**WORK ITEM**
Transcribe the records in full, keeping every character as it is.

**DATASET RECORDS**
================
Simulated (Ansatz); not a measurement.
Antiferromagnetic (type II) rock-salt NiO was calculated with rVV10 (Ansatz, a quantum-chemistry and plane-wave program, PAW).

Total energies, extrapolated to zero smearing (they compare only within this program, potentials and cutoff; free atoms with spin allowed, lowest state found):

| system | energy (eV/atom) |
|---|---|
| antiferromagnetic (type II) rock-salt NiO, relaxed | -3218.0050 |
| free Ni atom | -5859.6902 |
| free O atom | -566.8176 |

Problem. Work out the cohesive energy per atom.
================

**WRITTEN SOLUTION**
Simulated (Ansatz); not a measurement.
Antiferromagnetic (type II) rock-salt NiO was calculated with rVV10 (Ansatz, a quantum-chemistry and plane-wave program, PAW).

Total energies, extrapolated to zero smearing (they compare only within this program, potentials and cutoff; free atoms with spin allowed, lowest state found):

| system | energy (eV/atom) |
|---|---|
| antiferromagnetic (type II) rock-salt NiO, relaxed | -3218.0050 |
| free Ni atom | -5859.6902 |
| free O atom | -566.8176 |

Problem. Work out the cohesive energy per atom.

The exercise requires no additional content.